Work instruction: The task here is to set down every line of the listing exactly.

##############################

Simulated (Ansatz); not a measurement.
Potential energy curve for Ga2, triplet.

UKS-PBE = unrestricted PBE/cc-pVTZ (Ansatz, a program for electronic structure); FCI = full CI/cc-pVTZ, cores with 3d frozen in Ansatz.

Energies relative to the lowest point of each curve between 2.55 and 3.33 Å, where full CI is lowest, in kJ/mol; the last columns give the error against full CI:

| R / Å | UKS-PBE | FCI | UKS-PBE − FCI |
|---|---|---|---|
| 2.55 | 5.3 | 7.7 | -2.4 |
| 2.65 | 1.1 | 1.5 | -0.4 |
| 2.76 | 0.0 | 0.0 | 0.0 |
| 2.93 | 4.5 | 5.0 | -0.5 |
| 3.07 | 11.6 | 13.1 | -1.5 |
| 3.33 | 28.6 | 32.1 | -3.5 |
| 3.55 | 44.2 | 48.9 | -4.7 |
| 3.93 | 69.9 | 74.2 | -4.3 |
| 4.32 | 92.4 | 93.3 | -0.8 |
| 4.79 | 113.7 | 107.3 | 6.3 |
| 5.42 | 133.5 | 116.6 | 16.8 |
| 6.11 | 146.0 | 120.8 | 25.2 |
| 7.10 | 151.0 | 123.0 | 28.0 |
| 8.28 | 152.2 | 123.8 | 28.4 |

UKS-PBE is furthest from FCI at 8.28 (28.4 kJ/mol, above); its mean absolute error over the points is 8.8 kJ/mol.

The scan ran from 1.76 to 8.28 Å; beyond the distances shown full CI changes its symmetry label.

##############################

Exercise answer:
Simulated (Ansatz); not a measurement.
Potential energy curve for Ga2, triplet.

UKS-PBE = unrestricted PBE/cc-pVTZ (Ansatz, a program for electronic structure); FCI = full CI/cc-pVTZ, cores with 3d frozen in Ansatz.

Energies relative to the lowest point of each curve between 2.55 and 3.33 Å, where full CI is lowest, in kJ/mol; the last columns give the error against full CI:

| R / Å | UKS-PBE | FCI | UKS-PBE − FCI |
|---|---|---|---|
| 2.55 | 5.3 | 7.7 | -2.4 |
| 2.65 | 1.1 | 1.5 | -0.4 |
| 2.76 | 0.0 | 0.0 | 0.0 |
| 2.93 | 4.5 | 5.0 | -0.5 |
| 3.07 | 11.6 | 13.1 | -1.5 |
| 3.33 | 28.6 | 32.1 | -3.5 |
| 3.55 | 44.2 | 48.9 | -4.7 |
| 3.93 | 69.9 | 74.2 | -4.3 |
| 4.32 | 92.4 | 93.3 | -0.8 |
| 4.79 | 113.7 | 107.3 | 6.3 |
| 5.42 | 133.5 | 116.6 | 16.8 |
| 6.11 | 146.0 | 120.8 | 25.2 |
| 7.10 | 151.0 | 123.0 | 28.0 |
| 8.28 | 152.2 | 123.8 | 28.4 |

UKS-PBE is furthest from FCI at 8.28 (28.4 kJ/mol, above); its mean absolute error over the points is 8.8 kJ/mol.

The scan ran from 1.76 to 8.28 Å; beyond the distances shown full CI changes its symmetry label.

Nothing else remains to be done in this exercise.